**ASSIGNMENT**
Please write out the records exactly.

━━━━━━━━━━━━━━━━━━━━━━━━━━━━━━
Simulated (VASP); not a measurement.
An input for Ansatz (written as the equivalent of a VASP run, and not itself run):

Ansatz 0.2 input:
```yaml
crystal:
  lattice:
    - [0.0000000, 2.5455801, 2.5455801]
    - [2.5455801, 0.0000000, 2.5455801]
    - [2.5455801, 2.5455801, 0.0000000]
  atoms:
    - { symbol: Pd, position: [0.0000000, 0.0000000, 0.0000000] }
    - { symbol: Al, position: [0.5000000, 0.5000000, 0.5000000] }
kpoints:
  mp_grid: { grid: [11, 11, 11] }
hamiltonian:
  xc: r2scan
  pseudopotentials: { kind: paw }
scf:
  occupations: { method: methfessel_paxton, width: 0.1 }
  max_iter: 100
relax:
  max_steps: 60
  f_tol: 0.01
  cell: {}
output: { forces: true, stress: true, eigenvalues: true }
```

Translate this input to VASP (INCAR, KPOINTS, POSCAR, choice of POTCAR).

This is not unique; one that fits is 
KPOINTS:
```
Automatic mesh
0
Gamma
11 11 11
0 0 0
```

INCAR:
━━━━━━━━━━━━━━━━━━━━━━━━━━━━━━

**TASK RESPONSE**
Simulated (VASP); not a measurement.
An input for Ansatz (written as the equivalent of a VASP run, and not itself run):

Ansatz 0.2 input:
```yaml
crystal:
  lattice:
    - [0.0000000, 2.5455801, 2.5455801]
    - [2.5455801, 0.0000000, 2.5455801]
    - [2.5455801, 2.5455801, 0.0000000]
  atoms:
    - { symbol: Pd, position: [0.0000000, 0.0000000, 0.0000000] }
    - { symbol: Al, position: [0.5000000, 0.5000000, 0.5000000] }
kpoints:
  mp_grid: { grid: [11, 11, 11] }
hamiltonian:
  xc: r2scan
  pseudopotentials: { kind: paw }
scf:
  occupations: { method: methfessel_paxton, width: 0.1 }
  max_iter: 100
relax:
  max_steps: 60
  f_tol: 0.01
  cell: {}
output: { forces: true, stress: true, eigenvalues: true }
```

Translate this input to VASP (INCAR, KPOINTS, POSCAR, choice of POTCAR).

This is not unique; one that fits is 
KPOINTS:
```
Automatic mesh
0
Gamma
11 11 11
0 0 0
```

INCAR:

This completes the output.